Action item:
Please retype the records below exactly, from the first line down to and including the line with "GaN (wurtzite, strained, atoms".

Dataset records:
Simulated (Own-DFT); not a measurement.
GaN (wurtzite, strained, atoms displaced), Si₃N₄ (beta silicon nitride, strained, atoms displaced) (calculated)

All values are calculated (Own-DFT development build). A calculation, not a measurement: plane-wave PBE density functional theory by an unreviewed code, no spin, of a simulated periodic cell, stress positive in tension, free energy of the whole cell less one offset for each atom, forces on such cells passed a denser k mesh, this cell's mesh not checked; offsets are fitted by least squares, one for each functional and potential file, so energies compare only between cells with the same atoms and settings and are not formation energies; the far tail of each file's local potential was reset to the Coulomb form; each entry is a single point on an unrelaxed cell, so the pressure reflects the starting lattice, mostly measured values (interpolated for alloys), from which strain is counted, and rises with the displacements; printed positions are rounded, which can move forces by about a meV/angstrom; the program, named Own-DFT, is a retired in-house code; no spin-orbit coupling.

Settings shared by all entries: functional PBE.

Exercise answer:
Simulated (Own-DFT); not a measurement.
GaN (wurtzite, strained, atoms displaced), Si₃N₄ (beta silicon nitride, strained, atoms displaced) (calculated)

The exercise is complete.